▶ **Work task**
Everything from the line containing "The system is Co4F." through the line containing "0.84 | 0.84 |" in the listing below should be copied exactly, and nothing more.

▶ **Excerpted data**
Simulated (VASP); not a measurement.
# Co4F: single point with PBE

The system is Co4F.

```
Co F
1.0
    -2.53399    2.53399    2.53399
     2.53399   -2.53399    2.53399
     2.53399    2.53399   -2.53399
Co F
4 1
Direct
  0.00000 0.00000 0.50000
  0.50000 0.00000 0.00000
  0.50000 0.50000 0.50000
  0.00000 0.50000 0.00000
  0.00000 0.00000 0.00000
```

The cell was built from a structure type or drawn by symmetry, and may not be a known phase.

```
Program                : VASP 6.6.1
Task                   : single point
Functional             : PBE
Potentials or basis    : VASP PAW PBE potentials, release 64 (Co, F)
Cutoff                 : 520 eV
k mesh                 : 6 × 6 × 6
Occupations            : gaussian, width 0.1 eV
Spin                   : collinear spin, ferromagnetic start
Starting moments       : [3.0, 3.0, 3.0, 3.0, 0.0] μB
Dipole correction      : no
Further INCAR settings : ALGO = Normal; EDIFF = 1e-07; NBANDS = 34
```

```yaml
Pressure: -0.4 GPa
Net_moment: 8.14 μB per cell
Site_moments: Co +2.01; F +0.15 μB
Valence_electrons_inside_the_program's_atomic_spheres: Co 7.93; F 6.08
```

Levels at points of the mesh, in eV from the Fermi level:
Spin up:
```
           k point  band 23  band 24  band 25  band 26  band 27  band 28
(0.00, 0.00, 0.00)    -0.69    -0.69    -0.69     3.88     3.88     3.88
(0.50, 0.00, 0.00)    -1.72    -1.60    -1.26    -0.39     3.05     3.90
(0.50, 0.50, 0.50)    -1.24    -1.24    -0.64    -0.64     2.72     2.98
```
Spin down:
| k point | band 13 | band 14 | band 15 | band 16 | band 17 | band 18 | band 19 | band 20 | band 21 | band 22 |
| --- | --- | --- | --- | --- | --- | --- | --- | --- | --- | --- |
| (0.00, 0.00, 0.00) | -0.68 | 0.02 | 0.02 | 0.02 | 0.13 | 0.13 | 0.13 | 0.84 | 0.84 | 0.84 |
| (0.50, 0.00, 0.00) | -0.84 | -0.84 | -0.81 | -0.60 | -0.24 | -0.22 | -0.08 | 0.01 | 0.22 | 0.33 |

▶ **Worked solution**
The system is Co4F.

```
Co F
1.0
    -2.53399    2.53399    2.53399
     2.53399   -2.53399    2.53399
     2.53399    2.53399   -2.53399
Co F
4 1
Direct
  0.00000 0.00000 0.50000
  0.50000 0.00000 0.00000
  0.50000 0.50000 0.50000
  0.00000 0.50000 0.00000
  0.00000 0.00000 0.00000
```

The cell was built from a structure type or drawn by symmetry, and may not be a known phase.

```
Program                : VASP 6.6.1
Task                   : single point
Functional             : PBE
Potentials or basis    : VASP PAW PBE potentials, release 64 (Co, F)
Cutoff                 : 520 eV
k mesh                 : 6 × 6 × 6
Occupations            : gaussian, width 0.1 eV
Spin                   : collinear spin, ferromagnetic start
Starting moments       : [3.0, 3.0, 3.0, 3.0, 0.0] μB
Dipole correction      : no
Further INCAR settings : ALGO = Normal; EDIFF = 1e-07; NBANDS = 34
```

```yaml
Pressure: -0.4 GPa
Net_moment: 8.14 μB per cell
Site_moments: Co +2.01; F +0.15 μB
Valence_electrons_inside_the_program's_atomic_spheres: Co 7.93; F 6.08
```

Levels at points of the mesh, in eV from the Fermi level:
Spin up:
```
           k point  band 23  band 24  band 25  band 26  band 27  band 28
(0.00, 0.00, 0.00)    -0.69    -0.69    -0.69     3.88     3.88     3.88
(0.50, 0.00, 0.00)    -1.72    -1.60    -1.26    -0.39     3.05     3.90
(0.50, 0.50, 0.50)    -1.24    -1.24    -0.64    -0.64     2.72     2.98
```
Spin down:
| k point | band 13 | band 14 | band 15 | band 16 | band 17 | band 18 | band 19 | band 20 | band 21 | band 22 |
| --- | --- | --- | --- | --- | --- | --- | --- | --- | --- | --- |
| (0.00, 0.00, 0.00) | -0.68 | 0.02 | 0.02 | 0.02 | 0.13 | 0.13 | 0.13 | 0.84 | 0.84 | 0.84 |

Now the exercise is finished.